→ **Task item**
Look in the material below for the line holding "Symmetry: F-43m, No.". Set it down exactly, with each later line up to and including the line holding "### 2 Single point, PBEsol".

→ **Entries shown**
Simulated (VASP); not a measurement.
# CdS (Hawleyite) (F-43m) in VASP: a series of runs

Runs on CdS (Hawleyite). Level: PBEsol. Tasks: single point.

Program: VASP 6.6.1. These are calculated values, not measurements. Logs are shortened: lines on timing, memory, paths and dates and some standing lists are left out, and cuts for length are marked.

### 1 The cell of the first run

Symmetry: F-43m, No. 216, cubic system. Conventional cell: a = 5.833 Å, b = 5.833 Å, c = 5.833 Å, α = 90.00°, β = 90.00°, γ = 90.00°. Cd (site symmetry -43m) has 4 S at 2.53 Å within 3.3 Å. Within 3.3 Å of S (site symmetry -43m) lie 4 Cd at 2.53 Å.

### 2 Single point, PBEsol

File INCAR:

→ **Exercise output**
Symmetry: F-43m, No. 216, cubic system. Conventional cell: a = 5.833 Å, b = 5.833 Å, c = 5.833 Å, α = 90.00°, β = 90.00°, γ = 90.00°. Cd (site symmetry -43m) has 4 S at 2.53 Å within 3.3 Å. Within 3.3 Å of S (site symmetry -43m) lie 4 Cd at 2.53 Å.

### 2 Single point, PBEsol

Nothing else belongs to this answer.